### Source information
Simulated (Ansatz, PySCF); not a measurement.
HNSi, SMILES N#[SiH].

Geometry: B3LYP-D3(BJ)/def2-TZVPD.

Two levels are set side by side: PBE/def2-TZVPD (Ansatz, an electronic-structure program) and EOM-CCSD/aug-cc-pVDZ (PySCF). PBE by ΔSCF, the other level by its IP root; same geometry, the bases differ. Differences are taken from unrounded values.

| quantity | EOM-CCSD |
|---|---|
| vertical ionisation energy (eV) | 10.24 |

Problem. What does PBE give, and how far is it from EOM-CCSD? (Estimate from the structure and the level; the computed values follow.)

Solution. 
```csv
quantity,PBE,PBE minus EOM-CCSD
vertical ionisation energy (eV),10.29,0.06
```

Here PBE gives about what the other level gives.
######

* **Assignment**:
Begin at the first line of the records above and restate each line word for word, stopping after the line with "Geometry: B3LYP-D3(BJ)/def2-TZVPD.".

* **Task output**:
Simulated (Ansatz, PySCF); not a measurement.
HNSi, SMILES N#[SiH].

Geometry: B3LYP-D3(BJ)/def2-TZVPD.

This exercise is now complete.